· · · ·

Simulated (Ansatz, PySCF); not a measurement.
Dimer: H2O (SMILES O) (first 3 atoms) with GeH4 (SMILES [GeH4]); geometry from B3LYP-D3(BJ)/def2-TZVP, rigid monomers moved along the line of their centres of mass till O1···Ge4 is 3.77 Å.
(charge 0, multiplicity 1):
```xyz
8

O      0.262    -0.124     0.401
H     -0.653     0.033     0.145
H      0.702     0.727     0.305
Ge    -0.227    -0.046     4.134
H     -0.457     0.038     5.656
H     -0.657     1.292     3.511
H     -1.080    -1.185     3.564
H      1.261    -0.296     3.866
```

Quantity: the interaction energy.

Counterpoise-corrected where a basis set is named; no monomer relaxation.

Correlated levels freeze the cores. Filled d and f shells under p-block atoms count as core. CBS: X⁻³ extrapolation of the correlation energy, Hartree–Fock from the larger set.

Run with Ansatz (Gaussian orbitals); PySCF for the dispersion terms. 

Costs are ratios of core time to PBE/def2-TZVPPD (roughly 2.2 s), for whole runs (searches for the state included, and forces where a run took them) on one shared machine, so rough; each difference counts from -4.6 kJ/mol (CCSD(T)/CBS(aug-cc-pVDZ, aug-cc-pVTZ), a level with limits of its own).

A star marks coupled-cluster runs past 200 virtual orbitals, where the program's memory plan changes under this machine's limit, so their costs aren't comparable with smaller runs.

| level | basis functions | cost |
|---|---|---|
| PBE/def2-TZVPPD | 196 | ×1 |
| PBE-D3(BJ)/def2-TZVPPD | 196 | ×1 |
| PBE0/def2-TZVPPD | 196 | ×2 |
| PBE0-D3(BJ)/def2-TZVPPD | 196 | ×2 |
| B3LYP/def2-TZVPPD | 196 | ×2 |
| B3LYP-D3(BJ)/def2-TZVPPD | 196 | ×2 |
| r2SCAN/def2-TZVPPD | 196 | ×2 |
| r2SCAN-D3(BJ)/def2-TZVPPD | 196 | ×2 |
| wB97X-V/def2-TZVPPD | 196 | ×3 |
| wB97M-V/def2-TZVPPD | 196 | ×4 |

· · · ·

= Task item =
Exactly as written, please reproduce the lines from the first line of the data to the line containing "wB97X-V/def2-TZVPPD | 196 | ×3 |", inclusive, and nothing else.

= Worked solution =
Simulated (Ansatz, PySCF); not a measurement.
Dimer: H2O (SMILES O) (first 3 atoms) with GeH4 (SMILES [GeH4]); geometry from B3LYP-D3(BJ)/def2-TZVP, rigid monomers moved along the line of their centres of mass till O1···Ge4 is 3.77 Å.
(charge 0, multiplicity 1):
```xyz
8

O      0.262    -0.124     0.401
H     -0.653     0.033     0.145
H      0.702     0.727     0.305
Ge    -0.227    -0.046     4.134
H     -0.457     0.038     5.656
H     -0.657     1.292     3.511
H     -1.080    -1.185     3.564
H      1.261    -0.296     3.866
```

Quantity: the interaction energy.

Counterpoise-corrected where a basis set is named; no monomer relaxation.

Correlated levels freeze the cores. Filled d and f shells under p-block atoms count as core. CBS: X⁻³ extrapolation of the correlation energy, Hartree–Fock from the larger set.

Run with Ansatz (Gaussian orbitals); PySCF for the dispersion terms. 

Costs are ratios of core time to PBE/def2-TZVPPD (roughly 2.2 s), for whole runs (searches for the state included, and forces where a run took them) on one shared machine, so rough; each difference counts from -4.6 kJ/mol (CCSD(T)/CBS(aug-cc-pVDZ, aug-cc-pVTZ), a level with limits of its own).

A star marks coupled-cluster runs past 200 virtual orbitals, where the program's memory plan changes under this machine's limit, so their costs aren't comparable with smaller runs.

| level | basis functions | cost |
|---|---|---|
| PBE/def2-TZVPPD | 196 | ×1 |
| PBE-D3(BJ)/def2-TZVPPD | 196 | ×1 |
| PBE0/def2-TZVPPD | 196 | ×2 |
| PBE0-D3(BJ)/def2-TZVPPD | 196 | ×2 |
| B3LYP/def2-TZVPPD | 196 | ×2 |
| B3LYP-D3(BJ)/def2-TZVPPD | 196 | ×2 |
| r2SCAN/def2-TZVPPD | 196 | ×2 |
| r2SCAN-D3(BJ)/def2-TZVPPD | 196 | ×2 |
| wB97X-V/def2-TZVPPD | 196 | ×3 |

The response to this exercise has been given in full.